#### Assigned task:
In full and word for word, copy the records that follow.

/---
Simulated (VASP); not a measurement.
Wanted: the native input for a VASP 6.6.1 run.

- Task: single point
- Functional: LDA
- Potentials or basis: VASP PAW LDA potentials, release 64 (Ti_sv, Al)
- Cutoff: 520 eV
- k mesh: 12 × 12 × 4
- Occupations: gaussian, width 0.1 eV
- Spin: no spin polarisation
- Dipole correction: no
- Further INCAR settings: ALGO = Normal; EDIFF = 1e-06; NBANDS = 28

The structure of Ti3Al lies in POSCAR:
\---

#### Task answer:
Simulated (VASP); not a measurement.
Wanted: the native input for a VASP 6.6.1 run.

- Task: single point
- Functional: LDA
- Potentials or basis: VASP PAW LDA potentials, release 64 (Ti_sv, Al)
- Cutoff: 520 eV
- k mesh: 12 × 12 × 4
- Occupations: gaussian, width 0.1 eV
- Spin: no spin polarisation
- Dipole correction: no
- Further INCAR settings: ALGO = Normal; EDIFF = 1e-06; NBANDS = 28

The structure of Ti3Al lies in POSCAR:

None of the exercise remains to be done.